- [LISTED ENTRIES]
====

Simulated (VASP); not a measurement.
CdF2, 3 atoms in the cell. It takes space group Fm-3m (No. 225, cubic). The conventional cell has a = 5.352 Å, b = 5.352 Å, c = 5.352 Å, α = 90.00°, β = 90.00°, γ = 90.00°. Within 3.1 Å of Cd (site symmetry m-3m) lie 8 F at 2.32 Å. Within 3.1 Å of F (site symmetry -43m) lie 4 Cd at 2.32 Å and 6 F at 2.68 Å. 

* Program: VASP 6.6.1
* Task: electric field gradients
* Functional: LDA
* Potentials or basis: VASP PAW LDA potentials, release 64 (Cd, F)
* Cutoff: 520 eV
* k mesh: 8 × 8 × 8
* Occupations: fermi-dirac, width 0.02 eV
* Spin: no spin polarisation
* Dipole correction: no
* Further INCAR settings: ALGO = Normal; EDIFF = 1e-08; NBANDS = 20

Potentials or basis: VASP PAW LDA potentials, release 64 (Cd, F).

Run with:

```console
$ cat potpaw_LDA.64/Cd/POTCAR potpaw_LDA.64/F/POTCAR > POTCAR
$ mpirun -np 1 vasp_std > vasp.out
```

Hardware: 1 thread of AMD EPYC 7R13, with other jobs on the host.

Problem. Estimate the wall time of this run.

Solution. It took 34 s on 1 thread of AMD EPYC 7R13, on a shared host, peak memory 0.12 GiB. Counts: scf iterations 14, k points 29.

====

- [REQUIRED ACTION]
Nothing but an exact copy of the lines from the first one above through the line holding "Problem. Estimate the wall time of this run." should be returned.

- [EXERCISE RESULT]
Simulated (VASP); not a measurement.
CdF2, 3 atoms in the cell. It takes space group Fm-3m (No. 225, cubic). The conventional cell has a = 5.352 Å, b = 5.352 Å, c = 5.352 Å, α = 90.00°, β = 90.00°, γ = 90.00°. Within 3.1 Å of Cd (site symmetry m-3m) lie 8 F at 2.32 Å. Within 3.1 Å of F (site symmetry -43m) lie 4 Cd at 2.32 Å and 6 F at 2.68 Å. 

* Program: VASP 6.6.1
* Task: electric field gradients
* Functional: LDA
* Potentials or basis: VASP PAW LDA potentials, release 64 (Cd, F)
* Cutoff: 520 eV
* k mesh: 8 × 8 × 8
* Occupations: fermi-dirac, width 0.02 eV
* Spin: no spin polarisation
* Dipole correction: no
* Further INCAR settings: ALGO = Normal; EDIFF = 1e-08; NBANDS = 20

Potentials or basis: VASP PAW LDA potentials, release 64 (Cd, F).

Run with:

```console
$ cat potpaw_LDA.64/Cd/POTCAR potpaw_LDA.64/F/POTCAR > POTCAR
$ mpirun -np 1 vasp_std > vasp.out
```

Hardware: 1 thread of AMD EPYC 7R13, with other jobs on the host.

Problem. Estimate the wall time of this run.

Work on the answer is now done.